### ACTION ITEM
Please return the lines below verbatim, beginning at the one that has "Largest T1 diagnostic" and stopping after the one that has "CCSD(T)/CBS has its", and add no other lines.

***** DATASET RECORDS

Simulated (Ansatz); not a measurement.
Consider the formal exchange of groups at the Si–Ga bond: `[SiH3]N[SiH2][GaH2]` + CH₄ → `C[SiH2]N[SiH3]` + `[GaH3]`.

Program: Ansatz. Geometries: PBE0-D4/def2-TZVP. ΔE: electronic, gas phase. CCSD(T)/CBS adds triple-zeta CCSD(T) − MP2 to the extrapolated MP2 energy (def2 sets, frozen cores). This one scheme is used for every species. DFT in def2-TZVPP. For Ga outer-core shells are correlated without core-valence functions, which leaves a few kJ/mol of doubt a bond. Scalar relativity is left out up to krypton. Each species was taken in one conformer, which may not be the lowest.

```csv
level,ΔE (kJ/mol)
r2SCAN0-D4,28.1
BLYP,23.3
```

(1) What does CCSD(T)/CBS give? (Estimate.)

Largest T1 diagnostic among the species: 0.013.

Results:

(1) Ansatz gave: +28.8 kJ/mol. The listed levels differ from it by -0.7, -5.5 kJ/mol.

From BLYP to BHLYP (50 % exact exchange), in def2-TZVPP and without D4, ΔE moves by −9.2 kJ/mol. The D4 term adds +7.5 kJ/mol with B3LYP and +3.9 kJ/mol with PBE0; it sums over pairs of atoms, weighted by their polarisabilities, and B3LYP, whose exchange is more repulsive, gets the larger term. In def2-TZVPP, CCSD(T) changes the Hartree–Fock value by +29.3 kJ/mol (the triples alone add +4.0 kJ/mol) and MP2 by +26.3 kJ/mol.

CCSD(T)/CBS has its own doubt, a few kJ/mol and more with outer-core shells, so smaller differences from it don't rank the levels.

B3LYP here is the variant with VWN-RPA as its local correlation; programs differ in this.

**********

### SOLUTION
Largest T1 diagnostic among the species: 0.013.

Results:

(1) Ansatz gave: +28.8 kJ/mol. The listed levels differ from it by -0.7, -5.5 kJ/mol.

From BLYP to BHLYP (50 % exact exchange), in def2-TZVPP and without D4, ΔE moves by −9.2 kJ/mol. The D4 term adds +7.5 kJ/mol with B3LYP and +3.9 kJ/mol with PBE0; it sums over pairs of atoms, weighted by their polarisabilities, and B3LYP, whose exchange is more repulsive, gets the larger term. In def2-TZVPP, CCSD(T) changes the Hartree–Fock value by +29.3 kJ/mol (the triples alone add +4.0 kJ/mol) and MP2 by +26.3 kJ/mol.

CCSD(T)/CBS has its own doubt, a few kJ/mol and more with outer-core shells, so smaller differences from it don't rank the levels.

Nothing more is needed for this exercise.